> Work item
The full set of entries below needs to be written out exactly.

> Excerpted data
BEGIN

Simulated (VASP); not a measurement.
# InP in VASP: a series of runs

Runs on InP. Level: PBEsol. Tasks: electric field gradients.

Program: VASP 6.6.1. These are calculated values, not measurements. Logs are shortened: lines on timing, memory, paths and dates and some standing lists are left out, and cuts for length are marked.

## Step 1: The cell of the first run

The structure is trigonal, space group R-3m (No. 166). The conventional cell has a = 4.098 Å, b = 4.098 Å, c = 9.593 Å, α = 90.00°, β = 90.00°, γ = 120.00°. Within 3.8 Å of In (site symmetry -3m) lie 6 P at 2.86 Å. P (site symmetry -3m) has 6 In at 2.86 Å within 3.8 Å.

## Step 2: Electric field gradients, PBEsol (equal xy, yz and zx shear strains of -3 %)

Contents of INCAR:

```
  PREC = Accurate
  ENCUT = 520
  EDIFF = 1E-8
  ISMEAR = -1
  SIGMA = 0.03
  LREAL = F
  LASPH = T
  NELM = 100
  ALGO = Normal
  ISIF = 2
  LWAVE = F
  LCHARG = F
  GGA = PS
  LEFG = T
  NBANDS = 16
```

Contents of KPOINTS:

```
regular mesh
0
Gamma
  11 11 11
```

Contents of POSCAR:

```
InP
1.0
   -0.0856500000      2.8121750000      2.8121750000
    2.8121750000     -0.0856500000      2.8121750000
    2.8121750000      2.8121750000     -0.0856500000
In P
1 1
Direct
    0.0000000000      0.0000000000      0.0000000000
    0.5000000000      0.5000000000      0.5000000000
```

END

> Task response
Simulated (VASP); not a measurement.
# InP in VASP: a series of runs

Runs on InP. Level: PBEsol. Tasks: electric field gradients.

Program: VASP 6.6.1. These are calculated values, not measurements. Logs are shortened: lines on timing, memory, paths and dates and some standing lists are left out, and cuts for length are marked.

## Step 1: The cell of the first run

The structure is trigonal, space group R-3m (No. 166). The conventional cell has a = 4.098 Å, b = 4.098 Å, c = 9.593 Å, α = 90.00°, β = 90.00°, γ = 120.00°. Within 3.8 Å of In (site symmetry -3m) lie 6 P at 2.86 Å. P (site symmetry -3m) has 6 In at 2.86 Å within 3.8 Å.

## Step 2: Electric field gradients, PBEsol (equal xy, yz and zx shear strains of -3 %)

Contents of INCAR:

```
  PREC = Accurate
  ENCUT = 520
  EDIFF = 1E-8
  ISMEAR = -1
  SIGMA = 0.03
  LREAL = F
  LASPH = T
  NELM = 100
  ALGO = Normal
  ISIF = 2
  LWAVE = F
  LCHARG = F
  GGA = PS
  LEFG = T
  NBANDS = 16
```

Contents of KPOINTS:

```
regular mesh
0
Gamma
  11 11 11
```

Contents of POSCAR:

```
InP
1.0
   -0.0856500000      2.8121750000      2.8121750000
    2.8121750000     -0.0856500000      2.8121750000
    2.8121750000      2.8121750000     -0.0856500000
In P
1 1
Direct
    0.0000000000      0.0000000000      0.0000000000
    0.5000000000      0.5000000000      0.5000000000
```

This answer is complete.